DATA UNDER STUDY
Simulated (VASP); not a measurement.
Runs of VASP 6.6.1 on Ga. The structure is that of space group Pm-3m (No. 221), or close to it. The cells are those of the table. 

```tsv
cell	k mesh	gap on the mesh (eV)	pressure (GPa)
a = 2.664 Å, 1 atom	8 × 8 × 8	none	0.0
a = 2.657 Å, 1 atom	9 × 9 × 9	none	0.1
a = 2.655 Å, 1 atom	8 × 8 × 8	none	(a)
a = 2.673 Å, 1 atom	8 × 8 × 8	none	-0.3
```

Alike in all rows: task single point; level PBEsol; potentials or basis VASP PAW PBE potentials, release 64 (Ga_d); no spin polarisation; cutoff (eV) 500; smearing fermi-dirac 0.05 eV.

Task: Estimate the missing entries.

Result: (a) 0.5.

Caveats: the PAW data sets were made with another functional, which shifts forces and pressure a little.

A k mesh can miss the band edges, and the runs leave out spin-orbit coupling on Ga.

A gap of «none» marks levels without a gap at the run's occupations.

ACTION ITEM
Give back all the records exactly as they stand.

REPLY
Simulated (VASP); not a measurement.
Runs of VASP 6.6.1 on Ga. The structure is that of space group Pm-3m (No. 221), or close to it. The cells are those of the table. 

```tsv
cell	k mesh	gap on the mesh (eV)	pressure (GPa)
a = 2.664 Å, 1 atom	8 × 8 × 8	none	0.0
a = 2.657 Å, 1 atom	9 × 9 × 9	none	0.1
a = 2.655 Å, 1 atom	8 × 8 × 8	none	(a)
a = 2.673 Å, 1 atom	8 × 8 × 8	none	-0.3
```

Alike in all rows: task single point; level PBEsol; potentials or basis VASP PAW PBE potentials, release 64 (Ga_d); no spin polarisation; cutoff (eV) 500; smearing fermi-dirac 0.05 eV.

Task: Estimate the missing entries.

Result: (a) 0.5.

Caveats: the PAW data sets were made with another functional, which shifts forces and pressure a little.

A k mesh can miss the band edges, and the runs leave out spin-orbit coupling on Ga.

A gap of «none» marks levels without a gap at the run's occupations.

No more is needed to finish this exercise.